**DATA FOR REVIEW:**
- - -
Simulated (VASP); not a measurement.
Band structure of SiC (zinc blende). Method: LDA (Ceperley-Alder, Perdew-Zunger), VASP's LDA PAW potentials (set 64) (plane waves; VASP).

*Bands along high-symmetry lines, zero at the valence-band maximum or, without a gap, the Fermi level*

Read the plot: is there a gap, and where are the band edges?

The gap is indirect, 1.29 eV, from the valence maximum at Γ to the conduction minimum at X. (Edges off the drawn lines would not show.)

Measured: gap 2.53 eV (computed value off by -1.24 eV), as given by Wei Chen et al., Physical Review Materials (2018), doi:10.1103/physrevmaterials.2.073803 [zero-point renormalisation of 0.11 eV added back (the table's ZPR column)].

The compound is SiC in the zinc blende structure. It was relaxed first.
- - -

**ASSIGNMENT:**
Every entry must appear in the answer, reproduced exactly.

**RESULT:**
Simulated (VASP); not a measurement.
Band structure of SiC (zinc blende). Method: LDA (Ceperley-Alder, Perdew-Zunger), VASP's LDA PAW potentials (set 64) (plane waves; VASP).

*Bands along high-symmetry lines, zero at the valence-band maximum or, without a gap, the Fermi level*

Read the plot: is there a gap, and where are the band edges?

The gap is indirect, 1.29 eV, from the valence maximum at Γ to the conduction minimum at X. (Edges off the drawn lines would not show.)

Measured: gap 2.53 eV (computed value off by -1.24 eV), as given by Wei Chen et al., Physical Review Materials (2018), doi:10.1103/physrevmaterials.2.073803 [zero-point renormalisation of 0.11 eV added back (the table's ZPR column)].

The compound is SiC in the zinc blende structure. It was relaxed first.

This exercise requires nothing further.